• _INFORMATION_
Content starts

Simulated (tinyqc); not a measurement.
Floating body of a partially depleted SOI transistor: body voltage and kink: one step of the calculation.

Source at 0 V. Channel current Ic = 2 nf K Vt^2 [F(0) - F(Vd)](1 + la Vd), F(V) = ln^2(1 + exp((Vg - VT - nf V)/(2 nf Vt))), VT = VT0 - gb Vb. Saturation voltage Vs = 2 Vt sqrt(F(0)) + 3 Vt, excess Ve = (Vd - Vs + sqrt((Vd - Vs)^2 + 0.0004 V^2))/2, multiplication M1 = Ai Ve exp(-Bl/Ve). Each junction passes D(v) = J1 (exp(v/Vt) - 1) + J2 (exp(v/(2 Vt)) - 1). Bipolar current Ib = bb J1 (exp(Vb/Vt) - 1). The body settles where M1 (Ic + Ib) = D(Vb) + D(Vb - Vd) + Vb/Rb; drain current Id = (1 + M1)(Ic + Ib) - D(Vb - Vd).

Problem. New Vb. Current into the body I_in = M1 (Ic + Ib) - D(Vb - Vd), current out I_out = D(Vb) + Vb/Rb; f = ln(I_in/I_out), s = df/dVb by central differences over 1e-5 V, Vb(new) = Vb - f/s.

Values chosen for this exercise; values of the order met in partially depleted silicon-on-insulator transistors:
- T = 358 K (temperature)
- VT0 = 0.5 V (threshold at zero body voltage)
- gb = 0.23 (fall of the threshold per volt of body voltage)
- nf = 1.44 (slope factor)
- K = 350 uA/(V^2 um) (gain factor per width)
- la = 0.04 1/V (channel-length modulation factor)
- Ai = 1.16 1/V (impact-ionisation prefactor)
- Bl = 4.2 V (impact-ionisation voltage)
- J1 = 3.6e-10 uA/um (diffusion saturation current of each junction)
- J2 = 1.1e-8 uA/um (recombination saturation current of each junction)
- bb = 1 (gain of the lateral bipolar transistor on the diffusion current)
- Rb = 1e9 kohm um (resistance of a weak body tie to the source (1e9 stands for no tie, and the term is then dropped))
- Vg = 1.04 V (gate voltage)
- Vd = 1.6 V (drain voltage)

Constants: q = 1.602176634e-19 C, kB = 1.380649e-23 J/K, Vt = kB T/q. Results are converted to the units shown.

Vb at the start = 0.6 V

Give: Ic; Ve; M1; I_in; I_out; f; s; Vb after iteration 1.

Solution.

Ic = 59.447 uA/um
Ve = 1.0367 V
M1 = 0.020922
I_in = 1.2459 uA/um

Content ends

• _ASSIGNMENT_
Reproduce exactly the lines from the beginning of the entries above up to and including the line that contains "Floating body of".

• _TASK ANSWER_
Simulated (tinyqc); not a measurement.
Floating body of a partially depleted SOI transistor: body voltage and kink: one step of the calculation.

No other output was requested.